- [ACTION ITEM] Would you print all of the records below exactly, without skipping any?

- [SOURCE INFORMATION]
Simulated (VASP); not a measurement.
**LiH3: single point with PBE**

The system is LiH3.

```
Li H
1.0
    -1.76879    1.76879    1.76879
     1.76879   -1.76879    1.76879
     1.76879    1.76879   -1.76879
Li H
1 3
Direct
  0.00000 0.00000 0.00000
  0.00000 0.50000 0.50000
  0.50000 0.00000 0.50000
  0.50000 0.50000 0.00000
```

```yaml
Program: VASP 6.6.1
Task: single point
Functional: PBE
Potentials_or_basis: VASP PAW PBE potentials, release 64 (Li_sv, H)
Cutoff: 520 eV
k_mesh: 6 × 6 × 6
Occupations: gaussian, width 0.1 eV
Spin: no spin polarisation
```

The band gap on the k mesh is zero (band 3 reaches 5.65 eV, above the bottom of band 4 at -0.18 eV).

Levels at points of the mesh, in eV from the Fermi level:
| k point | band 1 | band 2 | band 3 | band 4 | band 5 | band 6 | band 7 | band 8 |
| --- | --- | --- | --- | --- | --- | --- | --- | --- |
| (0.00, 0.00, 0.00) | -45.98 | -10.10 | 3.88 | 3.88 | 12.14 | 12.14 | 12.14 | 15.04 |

- [RESPONSE AREA]
Simulated (VASP); not a measurement.
**LiH3: single point with PBE**

The system is LiH3.

```
Li H
1.0
    -1.76879    1.76879    1.76879
     1.76879   -1.76879    1.76879
     1.76879    1.76879   -1.76879
Li H
1 3
Direct
  0.00000 0.00000 0.00000
  0.00000 0.50000 0.50000
  0.50000 0.00000 0.50000
  0.50000 0.50000 0.00000
```

```yaml
Program: VASP 6.6.1
Task: single point
Functional: PBE
Potentials_or_basis: VASP PAW PBE potentials, release 64 (Li_sv, H)
Cutoff: 520 eV
k_mesh: 6 × 6 × 6
Occupations: gaussian, width 0.1 eV
Spin: no spin polarisation
```

The band gap on the k mesh is zero (band 3 reaches 5.65 eV, above the bottom of band 4 at -0.18 eV).

Levels at points of the mesh, in eV from the Fermi level:
| k point | band 1 | band 2 | band 3 | band 4 | band 5 | band 6 | band 7 | band 8 |
| --- | --- | --- | --- | --- | --- | --- | --- | --- |
| (0.00, 0.00, 0.00) | -45.98 | -10.10 | 3.88 | 3.88 | 12.14 | 12.14 | 12.14 | 15.04 |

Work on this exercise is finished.